_SUPPLIED DATA_
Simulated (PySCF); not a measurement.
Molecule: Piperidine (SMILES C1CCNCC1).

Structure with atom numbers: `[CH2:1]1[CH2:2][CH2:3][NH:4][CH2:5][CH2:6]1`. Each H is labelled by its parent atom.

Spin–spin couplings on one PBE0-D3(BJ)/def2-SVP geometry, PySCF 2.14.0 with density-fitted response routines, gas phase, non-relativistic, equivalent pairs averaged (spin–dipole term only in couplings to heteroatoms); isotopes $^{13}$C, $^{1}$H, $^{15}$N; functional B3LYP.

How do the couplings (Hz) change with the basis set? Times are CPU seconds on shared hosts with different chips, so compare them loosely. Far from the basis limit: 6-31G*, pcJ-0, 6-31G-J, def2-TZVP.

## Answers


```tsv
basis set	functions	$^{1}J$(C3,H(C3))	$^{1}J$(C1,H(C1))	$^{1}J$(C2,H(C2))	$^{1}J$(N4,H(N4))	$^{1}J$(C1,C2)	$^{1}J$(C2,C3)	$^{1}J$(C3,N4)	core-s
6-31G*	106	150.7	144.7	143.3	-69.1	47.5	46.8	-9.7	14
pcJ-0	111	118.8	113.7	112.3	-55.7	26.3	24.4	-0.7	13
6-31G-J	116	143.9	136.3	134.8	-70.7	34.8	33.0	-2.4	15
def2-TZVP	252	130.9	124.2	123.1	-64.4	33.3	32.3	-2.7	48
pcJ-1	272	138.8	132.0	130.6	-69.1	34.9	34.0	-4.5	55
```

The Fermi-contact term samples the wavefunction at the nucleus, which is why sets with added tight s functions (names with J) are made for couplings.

_ACTION ITEM_
Begin at the line above that has "Structure with atom" and stop after the line that has "Spin–spin couplings on", copying each line exactly and adding nothing else.

_EXERCISE SOLUTION_
Structure with atom numbers: `[CH2:1]1[CH2:2][CH2:3][NH:4][CH2:5][CH2:6]1`. Each H is labelled by its parent atom.

Spin–spin couplings on one PBE0-D3(BJ)/def2-SVP geometry, PySCF 2.14.0 with density-fitted response routines, gas phase, non-relativistic, equivalent pairs averaged (spin–dipole term only in couplings to heteroatoms); isotopes $^{13}$C, $^{1}$H, $^{15}$N; functional B3LYP.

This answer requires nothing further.